INFORMATION SHOWN:
*****

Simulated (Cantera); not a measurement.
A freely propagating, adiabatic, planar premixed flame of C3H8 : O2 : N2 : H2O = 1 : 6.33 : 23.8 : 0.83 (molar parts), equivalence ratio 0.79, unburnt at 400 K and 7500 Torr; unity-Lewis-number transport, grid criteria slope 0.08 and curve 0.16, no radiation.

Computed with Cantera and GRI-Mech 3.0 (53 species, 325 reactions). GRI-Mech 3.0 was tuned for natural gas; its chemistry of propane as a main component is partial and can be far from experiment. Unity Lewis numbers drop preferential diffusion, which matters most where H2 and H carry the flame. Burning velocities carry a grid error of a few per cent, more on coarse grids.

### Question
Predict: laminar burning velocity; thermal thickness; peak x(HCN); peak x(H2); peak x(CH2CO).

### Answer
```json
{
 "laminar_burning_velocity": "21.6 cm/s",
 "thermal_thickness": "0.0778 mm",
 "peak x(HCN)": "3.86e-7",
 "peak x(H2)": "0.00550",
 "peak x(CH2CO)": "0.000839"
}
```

*****

WORK TASK: Each line of the records, from the opening one through the line holding "A freely propagating, adiabatic, planar", should be restated word for word, with nothing else in the answer.

RESPONSE BOX:
Simulated (Cantera); not a measurement.
A freely propagating, adiabatic, planar premixed flame of C3H8 : O2 : N2 : H2O = 1 : 6.33 : 23.8 : 0.83 (molar parts), equivalence ratio 0.79, unburnt at 400 K and 7500 Torr; unity-Lewis-number transport, grid criteria slope 0.08 and curve 0.16, no radiation.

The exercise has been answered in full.